*Data:*
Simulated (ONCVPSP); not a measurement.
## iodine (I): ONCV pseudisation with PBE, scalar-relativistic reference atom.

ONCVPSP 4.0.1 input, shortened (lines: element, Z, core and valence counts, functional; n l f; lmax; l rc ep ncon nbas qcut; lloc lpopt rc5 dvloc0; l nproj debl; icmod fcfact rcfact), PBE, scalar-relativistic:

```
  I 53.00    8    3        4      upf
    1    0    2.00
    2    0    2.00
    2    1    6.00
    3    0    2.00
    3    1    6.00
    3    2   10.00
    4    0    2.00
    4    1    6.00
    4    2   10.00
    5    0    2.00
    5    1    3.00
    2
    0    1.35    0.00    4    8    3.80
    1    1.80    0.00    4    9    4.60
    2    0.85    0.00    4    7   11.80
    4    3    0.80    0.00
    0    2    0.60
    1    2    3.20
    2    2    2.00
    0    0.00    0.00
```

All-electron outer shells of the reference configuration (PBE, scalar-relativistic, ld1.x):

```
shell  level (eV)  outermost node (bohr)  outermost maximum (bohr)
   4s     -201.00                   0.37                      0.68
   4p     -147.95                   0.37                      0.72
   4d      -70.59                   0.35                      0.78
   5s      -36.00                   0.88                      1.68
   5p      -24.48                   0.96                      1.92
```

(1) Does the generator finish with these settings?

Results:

*Work request:*
Word for word, give the material above a second time.

*Written response:*
Simulated (ONCVPSP); not a measurement.
## iodine (I): ONCV pseudisation with PBE, scalar-relativistic reference atom.

ONCVPSP 4.0.1 input, shortened (lines: element, Z, core and valence counts, functional; n l f; lmax; l rc ep ncon nbas qcut; lloc lpopt rc5 dvloc0; l nproj debl; icmod fcfact rcfact), PBE, scalar-relativistic:

```
  I 53.00    8    3        4      upf
    1    0    2.00
    2    0    2.00
    2    1    6.00
    3    0    2.00
    3    1    6.00
    3    2   10.00
    4    0    2.00
    4    1    6.00
    4    2   10.00
    5    0    2.00
    5    1    3.00
    2
    0    1.35    0.00    4    8    3.80
    1    1.80    0.00    4    9    4.60
    2    0.85    0.00    4    7   11.80
    4    3    0.80    0.00
    0    2    0.60
    1    2    3.20
    2    2    2.00
    0    0.00    0.00
```

All-electron outer shells of the reference configuration (PBE, scalar-relativistic, ld1.x):

```
shell  level (eV)  outermost node (bohr)  outermost maximum (bohr)
   4s     -201.00                   0.37                      0.68
   4p     -147.95                   0.37                      0.72
   4d      -70.59                   0.35                      0.78
   5s      -36.00                   0.88                      1.68
   5p      -24.48                   0.96                      1.92
```

(1) Does the generator finish with these settings?

Results:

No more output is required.